_Study material_:
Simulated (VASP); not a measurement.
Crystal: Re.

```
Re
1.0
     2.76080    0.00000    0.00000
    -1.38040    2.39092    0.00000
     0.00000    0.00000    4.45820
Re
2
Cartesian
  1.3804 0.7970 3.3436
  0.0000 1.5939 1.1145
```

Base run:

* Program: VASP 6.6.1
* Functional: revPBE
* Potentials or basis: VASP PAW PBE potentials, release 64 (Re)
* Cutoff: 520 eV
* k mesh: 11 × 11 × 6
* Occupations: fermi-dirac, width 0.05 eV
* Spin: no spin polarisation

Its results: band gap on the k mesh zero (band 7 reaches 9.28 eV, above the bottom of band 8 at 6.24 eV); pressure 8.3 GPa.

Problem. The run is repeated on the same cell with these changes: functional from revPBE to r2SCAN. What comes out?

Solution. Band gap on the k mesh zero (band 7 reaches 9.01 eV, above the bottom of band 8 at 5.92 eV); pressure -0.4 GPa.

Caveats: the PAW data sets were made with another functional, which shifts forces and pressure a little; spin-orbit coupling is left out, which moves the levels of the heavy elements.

_Assignment_: Send back the complete listing, identical to the original in every line.

_Your solution_:
Simulated (VASP); not a measurement.
Crystal: Re.

```
Re
1.0
     2.76080    0.00000    0.00000
    -1.38040    2.39092    0.00000
     0.00000    0.00000    4.45820
Re
2
Cartesian
  1.3804 0.7970 3.3436
  0.0000 1.5939 1.1145
```

Base run:

* Program: VASP 6.6.1
* Functional: revPBE
* Potentials or basis: VASP PAW PBE potentials, release 64 (Re)
* Cutoff: 520 eV
* k mesh: 11 × 11 × 6
* Occupations: fermi-dirac, width 0.05 eV
* Spin: no spin polarisation

Its results: band gap on the k mesh zero (band 7 reaches 9.28 eV, above the bottom of band 8 at 6.24 eV); pressure 8.3 GPa.

Problem. The run is repeated on the same cell with these changes: functional from revPBE to r2SCAN. What comes out?

Solution. Band gap on the k mesh zero (band 7 reaches 9.01 eV, above the bottom of band 8 at 5.92 eV); pressure -0.4 GPa.

Caveats: the PAW data sets were made with another functional, which shifts forces and pressure a little; spin-orbit coupling is left out, which moves the levels of the heavy elements.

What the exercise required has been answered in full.